**Work request:**
Everything in the listing below must be set down again exactly.

------------------------------------

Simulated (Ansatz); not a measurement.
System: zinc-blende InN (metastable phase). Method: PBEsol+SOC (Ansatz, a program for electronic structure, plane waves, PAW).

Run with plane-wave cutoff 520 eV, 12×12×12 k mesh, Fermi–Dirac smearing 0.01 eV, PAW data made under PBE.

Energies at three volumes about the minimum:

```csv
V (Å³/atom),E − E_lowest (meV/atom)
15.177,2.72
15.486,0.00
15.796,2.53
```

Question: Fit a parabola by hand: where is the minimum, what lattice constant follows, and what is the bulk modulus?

------------------------------------

**Task result:**
Simulated (Ansatz); not a measurement.
System: zinc-blende InN (metastable phase). Method: PBEsol+SOC (Ansatz, a program for electronic structure, plane waves, PAW).

Run with plane-wave cutoff 520 eV, 12×12×12 k mesh, Fermi–Dirac smearing 0.01 eV, PAW data made under PBE.

Energies at three volumes about the minimum:

```csv
V (Å³/atom),E − E_lowest (meV/atom)
15.177,2.72
15.486,0.00
15.796,2.53
```

Question: Fit a parabola by hand: where is the minimum, what lattice constant follows, and what is the bulk modulus?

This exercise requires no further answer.